• _Action item_:
Write out the entries below exactly, from the first line to the one with "width 0.03 eV", both ends included.

• _Given information_:
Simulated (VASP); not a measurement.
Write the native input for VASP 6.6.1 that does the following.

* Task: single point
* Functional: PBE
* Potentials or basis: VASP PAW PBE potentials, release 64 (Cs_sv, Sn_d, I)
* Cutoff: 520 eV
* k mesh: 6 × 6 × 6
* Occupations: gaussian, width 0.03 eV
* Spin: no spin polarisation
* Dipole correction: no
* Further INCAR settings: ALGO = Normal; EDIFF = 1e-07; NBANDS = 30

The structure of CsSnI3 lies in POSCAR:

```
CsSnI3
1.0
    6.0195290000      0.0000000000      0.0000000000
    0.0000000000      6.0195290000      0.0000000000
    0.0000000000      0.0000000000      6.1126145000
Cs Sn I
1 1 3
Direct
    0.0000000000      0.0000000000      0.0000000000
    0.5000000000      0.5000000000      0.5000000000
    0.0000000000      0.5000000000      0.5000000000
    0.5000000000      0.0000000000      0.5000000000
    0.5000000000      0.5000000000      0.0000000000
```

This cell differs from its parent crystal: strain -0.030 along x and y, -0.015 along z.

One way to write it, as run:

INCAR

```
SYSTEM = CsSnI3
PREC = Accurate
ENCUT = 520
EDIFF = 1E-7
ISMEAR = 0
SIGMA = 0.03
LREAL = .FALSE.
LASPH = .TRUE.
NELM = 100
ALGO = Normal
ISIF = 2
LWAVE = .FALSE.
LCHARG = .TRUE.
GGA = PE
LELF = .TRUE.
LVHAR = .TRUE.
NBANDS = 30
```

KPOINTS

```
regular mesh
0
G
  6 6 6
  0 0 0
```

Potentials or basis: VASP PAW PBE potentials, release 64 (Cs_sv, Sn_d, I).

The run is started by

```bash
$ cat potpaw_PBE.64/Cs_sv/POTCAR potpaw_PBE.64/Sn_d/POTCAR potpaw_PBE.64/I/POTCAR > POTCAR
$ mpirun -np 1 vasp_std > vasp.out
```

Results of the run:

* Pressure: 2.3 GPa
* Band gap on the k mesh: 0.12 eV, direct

• _Your response_:
Simulated (VASP); not a measurement.
Write the native input for VASP 6.6.1 that does the following.

* Task: single point
* Functional: PBE
* Potentials or basis: VASP PAW PBE potentials, release 64 (Cs_sv, Sn_d, I)
* Cutoff: 520 eV
* k mesh: 6 × 6 × 6
* Occupations: gaussian, width 0.03 eV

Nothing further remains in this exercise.